**Required action:** Copy exactly, please, each line of the data below until the line that contains "spin polarisation |" has been copied, beginning at the top.

**Records provided:**
########################################

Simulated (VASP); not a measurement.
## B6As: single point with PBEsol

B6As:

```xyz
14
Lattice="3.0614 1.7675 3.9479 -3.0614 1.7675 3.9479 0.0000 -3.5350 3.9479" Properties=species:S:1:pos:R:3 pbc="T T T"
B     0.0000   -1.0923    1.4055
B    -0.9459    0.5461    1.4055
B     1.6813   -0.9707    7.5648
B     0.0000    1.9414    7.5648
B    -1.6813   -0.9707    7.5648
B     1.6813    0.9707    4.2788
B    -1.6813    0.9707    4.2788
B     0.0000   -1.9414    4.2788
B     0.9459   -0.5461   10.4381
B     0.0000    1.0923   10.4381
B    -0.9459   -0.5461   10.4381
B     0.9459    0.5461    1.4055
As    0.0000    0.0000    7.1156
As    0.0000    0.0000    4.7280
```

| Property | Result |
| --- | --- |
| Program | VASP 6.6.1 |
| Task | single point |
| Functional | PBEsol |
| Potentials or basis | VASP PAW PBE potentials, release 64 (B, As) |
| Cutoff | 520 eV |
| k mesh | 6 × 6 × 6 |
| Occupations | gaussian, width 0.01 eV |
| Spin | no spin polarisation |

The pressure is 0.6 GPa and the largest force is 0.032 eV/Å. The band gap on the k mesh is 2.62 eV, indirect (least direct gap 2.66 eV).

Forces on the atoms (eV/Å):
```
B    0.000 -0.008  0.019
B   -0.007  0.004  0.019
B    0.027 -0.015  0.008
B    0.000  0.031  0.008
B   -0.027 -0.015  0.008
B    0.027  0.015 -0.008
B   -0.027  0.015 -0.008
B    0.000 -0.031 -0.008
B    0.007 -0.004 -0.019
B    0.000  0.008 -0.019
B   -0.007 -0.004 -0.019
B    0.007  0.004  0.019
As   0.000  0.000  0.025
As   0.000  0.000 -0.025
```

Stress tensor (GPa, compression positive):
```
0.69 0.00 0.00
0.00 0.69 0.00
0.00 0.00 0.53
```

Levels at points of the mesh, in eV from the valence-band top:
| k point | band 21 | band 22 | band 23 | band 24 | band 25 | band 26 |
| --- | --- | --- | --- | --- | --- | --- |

########################################

**Task result:**
Simulated (VASP); not a measurement.
## B6As: single point with PBEsol

B6As:

```xyz
14
Lattice="3.0614 1.7675 3.9479 -3.0614 1.7675 3.9479 0.0000 -3.5350 3.9479" Properties=species:S:1:pos:R:3 pbc="T T T"
B     0.0000   -1.0923    1.4055
B    -0.9459    0.5461    1.4055
B     1.6813   -0.9707    7.5648
B     0.0000    1.9414    7.5648
B    -1.6813   -0.9707    7.5648
B     1.6813    0.9707    4.2788
B    -1.6813    0.9707    4.2788
B     0.0000   -1.9414    4.2788
B     0.9459   -0.5461   10.4381
B     0.0000    1.0923   10.4381
B    -0.9459   -0.5461   10.4381
B     0.9459    0.5461    1.4055
As    0.0000    0.0000    7.1156
As    0.0000    0.0000    4.7280
```

| Property | Result |
| --- | --- |
| Program | VASP 6.6.1 |
| Task | single point |
| Functional | PBEsol |
| Potentials or basis | VASP PAW PBE potentials, release 64 (B, As) |
| Cutoff | 520 eV |
| k mesh | 6 × 6 × 6 |
| Occupations | gaussian, width 0.01 eV |
| Spin | no spin polarisation |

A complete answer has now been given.